Work request. Repeat exactly, please, the lines that begin at the start of the listing and end at the line holding "Geometry: PBE0-D3(BJ)/def2-SVP.".

Listed entries.
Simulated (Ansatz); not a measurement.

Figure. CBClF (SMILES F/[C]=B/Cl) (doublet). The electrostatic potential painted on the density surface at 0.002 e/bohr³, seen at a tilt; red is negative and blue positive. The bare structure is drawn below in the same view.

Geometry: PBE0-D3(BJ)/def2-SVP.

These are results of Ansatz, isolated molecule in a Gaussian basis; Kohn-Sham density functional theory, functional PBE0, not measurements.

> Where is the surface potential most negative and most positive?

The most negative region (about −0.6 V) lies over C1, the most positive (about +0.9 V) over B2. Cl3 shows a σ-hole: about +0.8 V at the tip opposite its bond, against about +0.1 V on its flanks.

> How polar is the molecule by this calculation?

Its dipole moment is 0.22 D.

Written reply.
Simulated (Ansatz); not a measurement.

Figure. CBClF (SMILES F/[C]=B/Cl) (doublet). The electrostatic potential painted on the density surface at 0.002 e/bohr³, seen at a tilt; red is negative and blue positive. The bare structure is drawn below in the same view.

Geometry: PBE0-D3(BJ)/def2-SVP.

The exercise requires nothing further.